====== RECORD EXCERPTS ======

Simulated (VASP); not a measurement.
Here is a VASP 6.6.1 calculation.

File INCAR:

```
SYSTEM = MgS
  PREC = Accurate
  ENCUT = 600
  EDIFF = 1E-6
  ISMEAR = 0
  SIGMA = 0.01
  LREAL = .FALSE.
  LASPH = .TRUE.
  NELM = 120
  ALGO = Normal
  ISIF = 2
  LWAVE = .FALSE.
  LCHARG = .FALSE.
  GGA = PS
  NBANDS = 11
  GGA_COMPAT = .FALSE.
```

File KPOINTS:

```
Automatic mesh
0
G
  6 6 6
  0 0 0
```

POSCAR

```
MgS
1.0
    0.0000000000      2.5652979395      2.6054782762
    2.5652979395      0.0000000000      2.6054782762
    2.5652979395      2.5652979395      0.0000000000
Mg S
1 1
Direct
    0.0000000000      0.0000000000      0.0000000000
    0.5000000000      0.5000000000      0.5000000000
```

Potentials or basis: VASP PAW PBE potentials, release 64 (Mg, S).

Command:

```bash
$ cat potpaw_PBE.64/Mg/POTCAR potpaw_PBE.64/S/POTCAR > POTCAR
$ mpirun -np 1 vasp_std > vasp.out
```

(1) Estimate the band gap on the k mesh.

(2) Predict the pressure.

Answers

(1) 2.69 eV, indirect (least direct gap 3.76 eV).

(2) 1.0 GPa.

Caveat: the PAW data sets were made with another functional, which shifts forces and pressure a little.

======

_EXERCISE_.
Set down exactly the lines from the opening line of the material through the line in which "(2) 1.0 GPa." occurs, both included, and no other lines.

_EXPECTED ANSWER_.
Simulated (VASP); not a measurement.
Here is a VASP 6.6.1 calculation.

File INCAR:

```
SYSTEM = MgS
  PREC = Accurate
  ENCUT = 600
  EDIFF = 1E-6
  ISMEAR = 0
  SIGMA = 0.01
  LREAL = .FALSE.
  LASPH = .TRUE.
  NELM = 120
  ALGO = Normal
  ISIF = 2
  LWAVE = .FALSE.
  LCHARG = .FALSE.
  GGA = PS
  NBANDS = 11
  GGA_COMPAT = .FALSE.
```

File KPOINTS:

```
Automatic mesh
0
G
  6 6 6
  0 0 0
```

POSCAR

```
MgS
1.0
    0.0000000000      2.5652979395      2.6054782762
    2.5652979395      0.0000000000      2.6054782762
    2.5652979395      2.5652979395      0.0000000000
Mg S
1 1
Direct
    0.0000000000      0.0000000000      0.0000000000
    0.5000000000      0.5000000000      0.5000000000
```

Potentials or basis: VASP PAW PBE potentials, release 64 (Mg, S).

Command:

```bash
$ cat potpaw_PBE.64/Mg/POTCAR potpaw_PBE.64/S/POTCAR > POTCAR
$ mpirun -np 1 vasp_std > vasp.out
```

(1) Estimate the band gap on the k mesh.

(2) Predict the pressure.

Answers

(1) 2.69 eV, indirect (least direct gap 3.76 eV).

(2) 1.0 GPa.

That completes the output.